* **WORK ITEM**: The full listing, copied exactly, is the required output.

* **RECORDS SHOWN**:
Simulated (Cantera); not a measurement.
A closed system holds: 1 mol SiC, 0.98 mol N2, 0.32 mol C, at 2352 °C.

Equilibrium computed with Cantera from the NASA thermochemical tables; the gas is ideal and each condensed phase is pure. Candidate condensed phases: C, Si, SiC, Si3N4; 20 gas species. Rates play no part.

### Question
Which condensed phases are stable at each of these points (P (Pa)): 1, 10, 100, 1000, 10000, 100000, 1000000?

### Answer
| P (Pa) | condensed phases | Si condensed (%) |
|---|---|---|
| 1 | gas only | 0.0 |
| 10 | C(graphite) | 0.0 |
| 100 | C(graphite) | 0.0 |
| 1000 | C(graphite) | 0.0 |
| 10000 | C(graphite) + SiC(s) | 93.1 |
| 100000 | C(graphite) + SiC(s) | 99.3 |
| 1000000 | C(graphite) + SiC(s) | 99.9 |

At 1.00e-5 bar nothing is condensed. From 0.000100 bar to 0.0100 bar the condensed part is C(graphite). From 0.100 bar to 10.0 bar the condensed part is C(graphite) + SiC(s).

* **EXERCISE RESPONSE**:
Simulated (Cantera); not a measurement.
A closed system holds: 1 mol SiC, 0.98 mol N2, 0.32 mol C, at 2352 °C.

Equilibrium computed with Cantera from the NASA thermochemical tables; the gas is ideal and each condensed phase is pure. Candidate condensed phases: C, Si, SiC, Si3N4; 20 gas species. Rates play no part.

### Question
Which condensed phases are stable at each of these points (P (Pa)): 1, 10, 100, 1000, 10000, 100000, 1000000?

### Answer
| P (Pa) | condensed phases | Si condensed (%) |
|---|---|---|
| 1 | gas only | 0.0 |
| 10 | C(graphite) | 0.0 |
| 100 | C(graphite) | 0.0 |
| 1000 | C(graphite) | 0.0 |
| 10000 | C(graphite) + SiC(s) | 93.1 |
| 100000 | C(graphite) + SiC(s) | 99.3 |
| 1000000 | C(graphite) + SiC(s) | 99.9 |

At 1.00e-5 bar nothing is condensed. From 0.000100 bar to 0.0100 bar the condensed part is C(graphite). From 0.100 bar to 10.0 bar the condensed part is C(graphite) + SiC(s).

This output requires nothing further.